- Action item -
Look through the material below. Return exactly the lines from the one with "TiN (rock salt)" through the one with "Two coordinates are", both included.

___ Provided data
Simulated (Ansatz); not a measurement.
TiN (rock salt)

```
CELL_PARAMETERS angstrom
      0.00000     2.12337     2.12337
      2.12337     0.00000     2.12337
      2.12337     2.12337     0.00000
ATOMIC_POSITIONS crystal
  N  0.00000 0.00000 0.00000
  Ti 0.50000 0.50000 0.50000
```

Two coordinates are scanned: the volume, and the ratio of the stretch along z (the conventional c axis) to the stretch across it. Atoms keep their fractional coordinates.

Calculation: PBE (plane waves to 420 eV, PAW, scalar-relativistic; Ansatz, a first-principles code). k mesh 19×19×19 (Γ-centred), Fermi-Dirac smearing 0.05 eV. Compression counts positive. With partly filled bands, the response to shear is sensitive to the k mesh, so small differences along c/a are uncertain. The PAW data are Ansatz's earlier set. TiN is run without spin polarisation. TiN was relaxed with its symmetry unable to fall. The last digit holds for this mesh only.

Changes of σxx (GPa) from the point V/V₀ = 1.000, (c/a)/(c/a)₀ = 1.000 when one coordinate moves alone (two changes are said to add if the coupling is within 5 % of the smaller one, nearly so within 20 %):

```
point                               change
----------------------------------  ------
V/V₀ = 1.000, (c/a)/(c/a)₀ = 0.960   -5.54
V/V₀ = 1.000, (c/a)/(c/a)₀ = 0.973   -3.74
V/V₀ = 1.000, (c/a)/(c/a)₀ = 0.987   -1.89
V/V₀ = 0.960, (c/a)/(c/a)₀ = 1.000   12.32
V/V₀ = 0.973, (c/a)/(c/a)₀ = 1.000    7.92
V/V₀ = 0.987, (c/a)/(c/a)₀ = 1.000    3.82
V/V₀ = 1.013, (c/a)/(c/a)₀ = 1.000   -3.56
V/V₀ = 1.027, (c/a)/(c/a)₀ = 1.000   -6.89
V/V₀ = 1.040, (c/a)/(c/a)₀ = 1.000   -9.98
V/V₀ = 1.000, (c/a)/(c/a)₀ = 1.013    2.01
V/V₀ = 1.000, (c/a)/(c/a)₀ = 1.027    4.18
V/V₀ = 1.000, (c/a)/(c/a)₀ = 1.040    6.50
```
______

- Your response -
TiN (rock salt)

```
CELL_PARAMETERS angstrom
      0.00000     2.12337     2.12337
      2.12337     0.00000     2.12337
      2.12337     2.12337     0.00000
ATOMIC_POSITIONS crystal
  N  0.00000 0.00000 0.00000
  Ti 0.50000 0.50000 0.50000
```

Two coordinates are scanned: the volume, and the ratio of the stretch along z (the conventional c axis) to the stretch across it. Atoms keep their fractional coordinates.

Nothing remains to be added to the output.